------------------------------

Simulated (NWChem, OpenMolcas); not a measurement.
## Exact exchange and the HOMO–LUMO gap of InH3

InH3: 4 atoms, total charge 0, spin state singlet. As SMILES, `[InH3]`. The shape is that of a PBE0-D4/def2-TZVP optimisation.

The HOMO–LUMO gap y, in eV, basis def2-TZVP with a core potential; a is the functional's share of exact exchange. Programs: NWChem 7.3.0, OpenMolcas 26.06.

------------------------------

▶ Action item:
This exercise requires all the entries to be written out again exactly.

▶ Your response:
Simulated (NWChem, OpenMolcas); not a measurement.
## Exact exchange and the HOMO–LUMO gap of InH3

InH3: 4 atoms, total charge 0, spin state singlet. As SMILES, `[InH3]`. The shape is that of a PBE0-D4/def2-TZVP optimisation.

The HOMO–LUMO gap y, in eV, basis def2-TZVP with a core potential; a is the functional's share of exact exchange. Programs: NWChem 7.3.0, OpenMolcas 26.06.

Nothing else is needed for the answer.